**DATA UNDER STUDY**
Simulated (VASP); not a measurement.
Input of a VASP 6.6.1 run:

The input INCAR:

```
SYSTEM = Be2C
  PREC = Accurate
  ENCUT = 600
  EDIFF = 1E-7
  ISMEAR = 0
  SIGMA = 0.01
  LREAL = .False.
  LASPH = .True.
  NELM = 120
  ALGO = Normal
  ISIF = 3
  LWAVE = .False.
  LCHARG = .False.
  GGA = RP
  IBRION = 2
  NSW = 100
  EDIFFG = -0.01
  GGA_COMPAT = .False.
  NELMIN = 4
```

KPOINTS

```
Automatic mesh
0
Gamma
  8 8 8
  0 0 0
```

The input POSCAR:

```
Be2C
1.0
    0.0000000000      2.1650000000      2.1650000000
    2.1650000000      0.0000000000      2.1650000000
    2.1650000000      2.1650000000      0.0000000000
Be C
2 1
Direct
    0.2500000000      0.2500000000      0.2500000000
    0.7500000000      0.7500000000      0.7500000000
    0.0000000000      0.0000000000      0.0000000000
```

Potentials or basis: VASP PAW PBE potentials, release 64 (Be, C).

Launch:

**ACTION ITEM**
All lines of the data are to be repeated exactly as they stand.

**EXERCISE SOLUTION**
Simulated (VASP); not a measurement.
Input of a VASP 6.6.1 run:

The input INCAR:

```
SYSTEM = Be2C
  PREC = Accurate
  ENCUT = 600
  EDIFF = 1E-7
  ISMEAR = 0
  SIGMA = 0.01
  LREAL = .False.
  LASPH = .True.
  NELM = 120
  ALGO = Normal
  ISIF = 3
  LWAVE = .False.
  LCHARG = .False.
  GGA = RP
  IBRION = 2
  NSW = 100
  EDIFFG = -0.01
  GGA_COMPAT = .False.
  NELMIN = 4
```

KPOINTS

```
Automatic mesh
0
Gamma
  8 8 8
  0 0 0
```

The input POSCAR:

```
Be2C
1.0
    0.0000000000      2.1650000000      2.1650000000
    2.1650000000      0.0000000000      2.1650000000
    2.1650000000      2.1650000000      0.0000000000
Be C
2 1
Direct
    0.2500000000      0.2500000000      0.2500000000
    0.7500000000      0.7500000000      0.7500000000
    0.0000000000      0.0000000000      0.0000000000
```

Potentials or basis: VASP PAW PBE potentials, release 64 (Be, C).

Launch:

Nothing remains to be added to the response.